ACTION ITEM:
Output all of the data below exactly as given.

RECORDED DATA:
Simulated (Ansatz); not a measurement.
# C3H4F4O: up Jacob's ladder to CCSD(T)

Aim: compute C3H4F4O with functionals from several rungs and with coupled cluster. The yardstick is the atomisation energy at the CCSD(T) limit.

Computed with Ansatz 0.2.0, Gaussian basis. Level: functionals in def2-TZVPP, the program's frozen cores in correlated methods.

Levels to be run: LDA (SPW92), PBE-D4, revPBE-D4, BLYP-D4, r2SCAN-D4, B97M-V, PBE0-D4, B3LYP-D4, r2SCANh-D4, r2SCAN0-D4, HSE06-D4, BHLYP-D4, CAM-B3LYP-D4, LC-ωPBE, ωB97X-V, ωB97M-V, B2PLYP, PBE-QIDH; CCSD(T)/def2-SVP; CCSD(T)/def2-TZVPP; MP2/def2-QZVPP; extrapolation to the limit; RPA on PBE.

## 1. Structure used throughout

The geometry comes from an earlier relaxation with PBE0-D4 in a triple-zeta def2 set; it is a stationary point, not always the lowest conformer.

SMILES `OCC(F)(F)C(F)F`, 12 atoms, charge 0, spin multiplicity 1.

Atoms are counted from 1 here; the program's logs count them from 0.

EXPECTED ANSWER:
Simulated (Ansatz); not a measurement.
# C3H4F4O: up Jacob's ladder to CCSD(T)

Aim: compute C3H4F4O with functionals from several rungs and with coupled cluster. The yardstick is the atomisation energy at the CCSD(T) limit.

Computed with Ansatz 0.2.0, Gaussian basis. Level: functionals in def2-TZVPP, the program's frozen cores in correlated methods.

Levels to be run: LDA (SPW92), PBE-D4, revPBE-D4, BLYP-D4, r2SCAN-D4, B97M-V, PBE0-D4, B3LYP-D4, r2SCANh-D4, r2SCAN0-D4, HSE06-D4, BHLYP-D4, CAM-B3LYP-D4, LC-ωPBE, ωB97X-V, ωB97M-V, B2PLYP, PBE-QIDH; CCSD(T)/def2-SVP; CCSD(T)/def2-TZVPP; MP2/def2-QZVPP; extrapolation to the limit; RPA on PBE.

## 1. Structure used throughout

The geometry comes from an earlier relaxation with PBE0-D4 in a triple-zeta def2 set; it is a stationary point, not always the lowest conformer.

SMILES `OCC(F)(F)C(F)F`, 12 atoms, charge 0, spin multiplicity 1.

Atoms are counted from 1 here; the program's logs count them from 0.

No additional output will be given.